##############################

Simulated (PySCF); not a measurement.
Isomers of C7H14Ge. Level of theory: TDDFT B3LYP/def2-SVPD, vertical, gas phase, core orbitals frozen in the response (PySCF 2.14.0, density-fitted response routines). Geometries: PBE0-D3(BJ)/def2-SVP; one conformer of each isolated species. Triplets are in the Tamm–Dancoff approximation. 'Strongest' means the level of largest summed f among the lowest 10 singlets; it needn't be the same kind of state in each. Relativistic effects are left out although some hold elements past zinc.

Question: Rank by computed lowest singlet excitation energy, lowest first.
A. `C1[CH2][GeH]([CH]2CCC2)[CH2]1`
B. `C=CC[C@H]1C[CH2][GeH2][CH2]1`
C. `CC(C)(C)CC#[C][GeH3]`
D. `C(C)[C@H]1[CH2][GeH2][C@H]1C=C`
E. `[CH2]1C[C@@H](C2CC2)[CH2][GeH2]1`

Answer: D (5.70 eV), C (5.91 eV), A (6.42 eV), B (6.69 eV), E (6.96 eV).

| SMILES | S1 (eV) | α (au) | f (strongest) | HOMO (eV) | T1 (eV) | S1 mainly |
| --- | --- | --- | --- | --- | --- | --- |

##############################

## Task item
When you reach the line that contains "S1 mainly |", stop; that line and every line before it, from the very first line of the data, should be restated word for word.

## Response
Simulated (PySCF); not a measurement.
Isomers of C7H14Ge. Level of theory: TDDFT B3LYP/def2-SVPD, vertical, gas phase, core orbitals frozen in the response (PySCF 2.14.0, density-fitted response routines). Geometries: PBE0-D3(BJ)/def2-SVP; one conformer of each isolated species. Triplets are in the Tamm–Dancoff approximation. 'Strongest' means the level of largest summed f among the lowest 10 singlets; it needn't be the same kind of state in each. Relativistic effects are left out although some hold elements past zinc.

Question: Rank by computed lowest singlet excitation energy, lowest first.
A. `C1[CH2][GeH]([CH]2CCC2)[CH2]1`
B. `C=CC[C@H]1C[CH2][GeH2][CH2]1`
C. `CC(C)(C)CC#[C][GeH3]`
D. `C(C)[C@H]1[CH2][GeH2][C@H]1C=C`
E. `[CH2]1C[C@@H](C2CC2)[CH2][GeH2]1`

Answer: D (5.70 eV), C (5.91 eV), A (6.42 eV), B (6.69 eV), E (6.96 eV).

| SMILES | S1 (eV) | α (au) | f (strongest) | HOMO (eV) | T1 (eV) | S1 mainly |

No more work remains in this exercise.